==*==

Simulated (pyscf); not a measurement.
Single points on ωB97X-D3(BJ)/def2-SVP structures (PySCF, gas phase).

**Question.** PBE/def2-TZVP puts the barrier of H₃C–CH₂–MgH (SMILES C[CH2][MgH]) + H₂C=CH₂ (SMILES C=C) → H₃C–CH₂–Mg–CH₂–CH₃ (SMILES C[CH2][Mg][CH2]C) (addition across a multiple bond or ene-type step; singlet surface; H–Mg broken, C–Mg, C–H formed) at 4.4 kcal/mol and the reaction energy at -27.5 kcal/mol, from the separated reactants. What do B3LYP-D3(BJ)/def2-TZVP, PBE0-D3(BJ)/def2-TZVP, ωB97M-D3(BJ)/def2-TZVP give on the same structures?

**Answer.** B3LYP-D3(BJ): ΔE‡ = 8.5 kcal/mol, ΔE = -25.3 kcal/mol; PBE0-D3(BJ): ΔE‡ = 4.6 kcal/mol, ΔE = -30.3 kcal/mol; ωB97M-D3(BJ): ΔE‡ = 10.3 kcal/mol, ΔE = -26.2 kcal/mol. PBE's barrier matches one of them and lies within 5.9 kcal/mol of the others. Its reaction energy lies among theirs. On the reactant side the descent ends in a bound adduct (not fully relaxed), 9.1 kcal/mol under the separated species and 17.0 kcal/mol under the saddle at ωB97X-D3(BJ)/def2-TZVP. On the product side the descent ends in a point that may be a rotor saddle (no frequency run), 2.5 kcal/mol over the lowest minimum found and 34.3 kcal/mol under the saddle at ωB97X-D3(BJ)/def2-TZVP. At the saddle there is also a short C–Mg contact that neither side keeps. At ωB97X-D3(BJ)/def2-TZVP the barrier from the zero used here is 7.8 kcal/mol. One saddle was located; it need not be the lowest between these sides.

==*==

- [Action item]
The line with "the same structures?" marks the end; reproduce exactly every line from the start of the entries up to it, that line included.

- [Result]
Simulated (pyscf); not a measurement.
Single points on ωB97X-D3(BJ)/def2-SVP structures (PySCF, gas phase).

**Question.** PBE/def2-TZVP puts the barrier of H₃C–CH₂–MgH (SMILES C[CH2][MgH]) + H₂C=CH₂ (SMILES C=C) → H₃C–CH₂–Mg–CH₂–CH₃ (SMILES C[CH2][Mg][CH2]C) (addition across a multiple bond or ene-type step; singlet surface; H–Mg broken, C–Mg, C–H formed) at 4.4 kcal/mol and the reaction energy at -27.5 kcal/mol, from the separated reactants. What do B3LYP-D3(BJ)/def2-TZVP, PBE0-D3(BJ)/def2-TZVP, ωB97M-D3(BJ)/def2-TZVP give on the same structures?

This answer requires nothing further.